***

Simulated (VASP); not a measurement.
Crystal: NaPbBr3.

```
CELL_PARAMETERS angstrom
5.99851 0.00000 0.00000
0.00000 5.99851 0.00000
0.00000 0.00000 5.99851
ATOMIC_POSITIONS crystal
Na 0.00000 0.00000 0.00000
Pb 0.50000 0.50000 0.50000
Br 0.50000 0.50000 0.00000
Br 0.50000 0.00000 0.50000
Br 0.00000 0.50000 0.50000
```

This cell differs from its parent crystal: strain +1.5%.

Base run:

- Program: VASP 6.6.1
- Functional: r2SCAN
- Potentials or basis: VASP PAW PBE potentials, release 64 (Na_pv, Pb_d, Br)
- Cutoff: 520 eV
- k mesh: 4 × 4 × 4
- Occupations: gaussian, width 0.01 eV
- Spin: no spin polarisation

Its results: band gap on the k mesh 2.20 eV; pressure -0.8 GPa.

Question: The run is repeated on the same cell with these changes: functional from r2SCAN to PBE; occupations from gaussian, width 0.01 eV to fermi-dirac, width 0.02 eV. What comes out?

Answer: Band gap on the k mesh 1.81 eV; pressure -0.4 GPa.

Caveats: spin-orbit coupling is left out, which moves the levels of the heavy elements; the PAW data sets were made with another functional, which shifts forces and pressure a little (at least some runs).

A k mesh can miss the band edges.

***

Work item. To complete the exercise, print all of the entries exactly.

Exercise output.
Simulated (VASP); not a measurement.
Crystal: NaPbBr3.

```
CELL_PARAMETERS angstrom
5.99851 0.00000 0.00000
0.00000 5.99851 0.00000
0.00000 0.00000 5.99851
ATOMIC_POSITIONS crystal
Na 0.00000 0.00000 0.00000
Pb 0.50000 0.50000 0.50000
Br 0.50000 0.50000 0.00000
Br 0.50000 0.00000 0.50000
Br 0.00000 0.50000 0.50000
```

This cell differs from its parent crystal: strain +1.5%.

Base run:

- Program: VASP 6.6.1
- Functional: r2SCAN
- Potentials or basis: VASP PAW PBE potentials, release 64 (Na_pv, Pb_d, Br)
- Cutoff: 520 eV
- k mesh: 4 × 4 × 4
- Occupations: gaussian, width 0.01 eV
- Spin: no spin polarisation

Its results: band gap on the k mesh 2.20 eV; pressure -0.8 GPa.

Question: The run is repeated on the same cell with these changes: functional from r2SCAN to PBE; occupations from gaussian, width 0.01 eV to fermi-dirac, width 0.02 eV. What comes out?

Answer: Band gap on the k mesh 1.81 eV; pressure -0.4 GPa.

Caveats: spin-orbit coupling is left out, which moves the levels of the heavy elements; the PAW data sets were made with another functional, which shifts forces and pressure a little (at least some runs).

A k mesh can miss the band edges.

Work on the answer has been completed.